*** Records provided ***

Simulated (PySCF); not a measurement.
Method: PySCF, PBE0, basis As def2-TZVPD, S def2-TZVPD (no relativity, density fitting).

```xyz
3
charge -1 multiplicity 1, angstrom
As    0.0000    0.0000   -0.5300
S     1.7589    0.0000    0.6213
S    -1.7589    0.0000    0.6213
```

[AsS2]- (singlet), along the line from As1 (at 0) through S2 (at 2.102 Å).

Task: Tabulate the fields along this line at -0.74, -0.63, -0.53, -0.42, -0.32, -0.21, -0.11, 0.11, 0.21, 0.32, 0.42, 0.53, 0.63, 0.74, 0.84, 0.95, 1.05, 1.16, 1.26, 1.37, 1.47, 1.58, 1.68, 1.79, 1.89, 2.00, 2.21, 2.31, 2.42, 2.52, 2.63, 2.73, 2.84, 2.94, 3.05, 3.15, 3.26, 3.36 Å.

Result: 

*** End of Records provided ***

> _Work item_
I'd like the lines above from the one with "Method: PySCF, PBE0, basis" up to and including the one with "Task: Tabulate the" copied exactly, with no other lines.

> _Answer box_
Method: PySCF, PBE0, basis As def2-TZVPD, S def2-TZVPD (no relativity, density fitting).

```xyz
3
charge -1 multiplicity 1, angstrom
As    0.0000    0.0000   -0.5300
S     1.7589    0.0000    0.6213
S    -1.7589    0.0000    0.6213
```

[AsS2]- (singlet), along the line from As1 (at 0) through S2 (at 2.102 Å).

Task: Tabulate the fields along this line at -0.74, -0.63, -0.53, -0.42, -0.32, -0.21, -0.11, 0.11, 0.21, 0.32, 0.42, 0.53, 0.63, 0.74, 0.84, 0.95, 1.05, 1.16, 1.26, 1.37, 1.47, 1.58, 1.68, 1.79, 1.89, 2.00, 2.21, 2.31, 2.42, 2.52, 2.63, 2.73, 2.84, 2.94, 3.05, 3.15, 3.26, 3.36 Å.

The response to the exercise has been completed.